ENTRIES SHOWN ▸
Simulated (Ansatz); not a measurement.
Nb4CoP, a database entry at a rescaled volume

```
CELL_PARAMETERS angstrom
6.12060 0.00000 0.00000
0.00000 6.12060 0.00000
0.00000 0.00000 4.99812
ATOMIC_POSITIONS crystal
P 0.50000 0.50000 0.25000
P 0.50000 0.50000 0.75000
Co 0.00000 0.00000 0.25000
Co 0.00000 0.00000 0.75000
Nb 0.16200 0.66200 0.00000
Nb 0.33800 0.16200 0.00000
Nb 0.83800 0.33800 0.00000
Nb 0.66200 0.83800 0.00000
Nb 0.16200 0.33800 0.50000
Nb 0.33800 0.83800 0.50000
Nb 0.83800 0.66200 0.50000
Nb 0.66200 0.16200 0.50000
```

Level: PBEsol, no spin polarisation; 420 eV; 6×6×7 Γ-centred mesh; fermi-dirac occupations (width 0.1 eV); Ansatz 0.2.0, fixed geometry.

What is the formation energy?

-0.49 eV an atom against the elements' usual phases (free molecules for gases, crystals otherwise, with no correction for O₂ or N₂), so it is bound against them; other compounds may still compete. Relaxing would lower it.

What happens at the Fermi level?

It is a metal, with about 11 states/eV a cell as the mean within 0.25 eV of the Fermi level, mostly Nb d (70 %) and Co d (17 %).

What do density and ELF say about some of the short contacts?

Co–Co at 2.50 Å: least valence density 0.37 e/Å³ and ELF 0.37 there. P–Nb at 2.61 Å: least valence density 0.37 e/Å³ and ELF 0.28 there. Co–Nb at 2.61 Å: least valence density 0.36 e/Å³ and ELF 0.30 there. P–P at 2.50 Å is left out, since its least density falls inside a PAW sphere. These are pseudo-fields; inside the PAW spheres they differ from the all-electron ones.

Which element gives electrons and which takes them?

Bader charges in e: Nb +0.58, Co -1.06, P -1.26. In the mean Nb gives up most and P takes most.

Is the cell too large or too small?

WORK ORDER ▸ In the material above, locate the line containing "Co–Co at 2.50" and the line containing "Bader charges in". Transcribe exactly those two lines and every line between them, and nothing more.

WRITTEN REPLY ▸
Co–Co at 2.50 Å: least valence density 0.37 e/Å³ and ELF 0.37 there. P–Nb at 2.61 Å: least valence density 0.37 e/Å³ and ELF 0.28 there. Co–Nb at 2.61 Å: least valence density 0.36 e/Å³ and ELF 0.30 there. P–P at 2.50 Å is left out, since its least density falls inside a PAW sphere. These are pseudo-fields; inside the PAW spheres they differ from the all-electron ones.

Which element gives electrons and which takes them?

Bader charges in e: Nb +0.58, Co -1.06, P -1.26. In the mean Nb gives up most and P takes most.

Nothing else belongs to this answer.